» REQUIREMENT: Go through the entries below and print, exactly, the lines starting at the one with "Problem. Order these" and ending at the one with "Solution. CO2 (94", keeping both ends and no others.

*** GIVEN DATA ***

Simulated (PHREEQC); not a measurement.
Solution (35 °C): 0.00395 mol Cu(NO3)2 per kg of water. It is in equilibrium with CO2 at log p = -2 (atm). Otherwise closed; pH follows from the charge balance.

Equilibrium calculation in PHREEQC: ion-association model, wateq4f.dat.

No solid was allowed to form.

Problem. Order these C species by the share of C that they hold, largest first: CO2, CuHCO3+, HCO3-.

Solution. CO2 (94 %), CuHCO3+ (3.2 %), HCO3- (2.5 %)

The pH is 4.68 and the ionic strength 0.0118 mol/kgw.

*** End of GIVEN DATA ***

» REPLY:
Problem. Order these C species by the share of C that they hold, largest first: CO2, CuHCO3+, HCO3-.

Solution. CO2 (94 %), CuHCO3+ (3.2 %), HCO3- (2.5 %)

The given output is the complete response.